Assigned task
Set down, exactly as written, every line from the top of the records below to the line containing "24 × 24 × 10", both ends included, and no others.

Provided records
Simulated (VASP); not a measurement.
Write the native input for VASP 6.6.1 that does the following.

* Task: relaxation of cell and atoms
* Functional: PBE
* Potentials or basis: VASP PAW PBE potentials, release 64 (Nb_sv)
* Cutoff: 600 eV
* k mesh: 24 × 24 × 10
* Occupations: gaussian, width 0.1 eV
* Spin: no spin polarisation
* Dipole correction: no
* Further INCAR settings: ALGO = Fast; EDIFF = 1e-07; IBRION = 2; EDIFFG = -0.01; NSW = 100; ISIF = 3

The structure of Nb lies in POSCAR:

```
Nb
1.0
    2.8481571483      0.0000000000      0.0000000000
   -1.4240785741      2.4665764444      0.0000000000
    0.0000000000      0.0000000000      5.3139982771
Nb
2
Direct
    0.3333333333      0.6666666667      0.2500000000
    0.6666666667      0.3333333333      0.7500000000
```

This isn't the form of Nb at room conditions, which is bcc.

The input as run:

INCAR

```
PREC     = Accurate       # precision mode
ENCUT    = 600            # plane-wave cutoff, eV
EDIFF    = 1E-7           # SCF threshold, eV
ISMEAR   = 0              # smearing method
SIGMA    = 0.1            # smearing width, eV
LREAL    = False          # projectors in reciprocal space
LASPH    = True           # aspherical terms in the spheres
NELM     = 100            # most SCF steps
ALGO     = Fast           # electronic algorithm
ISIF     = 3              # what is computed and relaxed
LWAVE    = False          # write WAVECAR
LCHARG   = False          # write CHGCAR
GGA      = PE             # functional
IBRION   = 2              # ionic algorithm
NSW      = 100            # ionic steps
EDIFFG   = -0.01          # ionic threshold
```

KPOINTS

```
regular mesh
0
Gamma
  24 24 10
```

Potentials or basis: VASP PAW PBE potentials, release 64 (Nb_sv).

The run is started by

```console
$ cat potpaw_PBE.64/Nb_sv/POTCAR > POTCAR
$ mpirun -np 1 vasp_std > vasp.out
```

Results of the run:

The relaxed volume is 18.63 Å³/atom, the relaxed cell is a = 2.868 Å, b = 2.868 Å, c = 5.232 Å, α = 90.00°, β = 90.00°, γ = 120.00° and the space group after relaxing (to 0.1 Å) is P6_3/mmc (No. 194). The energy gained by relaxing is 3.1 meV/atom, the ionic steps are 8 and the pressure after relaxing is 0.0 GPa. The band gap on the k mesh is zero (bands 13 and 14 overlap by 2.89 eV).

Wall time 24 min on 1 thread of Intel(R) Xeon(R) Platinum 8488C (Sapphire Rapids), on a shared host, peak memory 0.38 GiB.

Written response
Simulated (VASP); not a measurement.
Write the native input for VASP 6.6.1 that does the following.

* Task: relaxation of cell and atoms
* Functional: PBE
* Potentials or basis: VASP PAW PBE potentials, release 64 (Nb_sv)
* Cutoff: 600 eV
* k mesh: 24 × 24 × 10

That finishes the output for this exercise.